START INFORMATION

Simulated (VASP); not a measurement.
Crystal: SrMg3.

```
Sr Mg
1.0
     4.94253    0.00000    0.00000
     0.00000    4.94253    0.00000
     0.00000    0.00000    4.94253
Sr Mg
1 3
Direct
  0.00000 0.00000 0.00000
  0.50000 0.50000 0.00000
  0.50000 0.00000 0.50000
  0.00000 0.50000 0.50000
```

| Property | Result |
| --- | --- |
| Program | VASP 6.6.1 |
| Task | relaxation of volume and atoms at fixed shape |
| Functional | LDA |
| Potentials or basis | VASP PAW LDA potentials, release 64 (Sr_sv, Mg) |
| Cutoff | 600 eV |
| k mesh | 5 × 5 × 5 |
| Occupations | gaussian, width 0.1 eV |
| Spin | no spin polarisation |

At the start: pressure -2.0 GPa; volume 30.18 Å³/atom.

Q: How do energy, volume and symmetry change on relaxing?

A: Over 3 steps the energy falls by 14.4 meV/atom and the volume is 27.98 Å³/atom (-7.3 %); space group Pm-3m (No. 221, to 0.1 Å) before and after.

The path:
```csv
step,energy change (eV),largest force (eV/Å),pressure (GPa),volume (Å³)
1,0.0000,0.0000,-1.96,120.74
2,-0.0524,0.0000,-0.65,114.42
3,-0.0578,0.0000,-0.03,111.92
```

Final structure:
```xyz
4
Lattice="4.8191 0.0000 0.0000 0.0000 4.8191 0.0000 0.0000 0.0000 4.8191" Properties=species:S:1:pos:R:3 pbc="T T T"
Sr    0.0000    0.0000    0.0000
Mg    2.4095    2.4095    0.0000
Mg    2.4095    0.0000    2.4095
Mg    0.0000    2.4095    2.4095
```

END INFORMATION

* _ACTION ITEM_
All lines above between those holding "fixed shape |" and "spin polarisation |", inclusive, must be set down unchanged, and no other line may be included.

* _ANSWER SPACE_
| Task | relaxation of volume and atoms at fixed shape |
| Functional | LDA |
| Potentials or basis | VASP PAW LDA potentials, release 64 (Sr_sv, Mg) |
| Cutoff | 600 eV |
| k mesh | 5 × 5 × 5 |
| Occupations | gaussian, width 0.1 eV |
| Spin | no spin polarisation |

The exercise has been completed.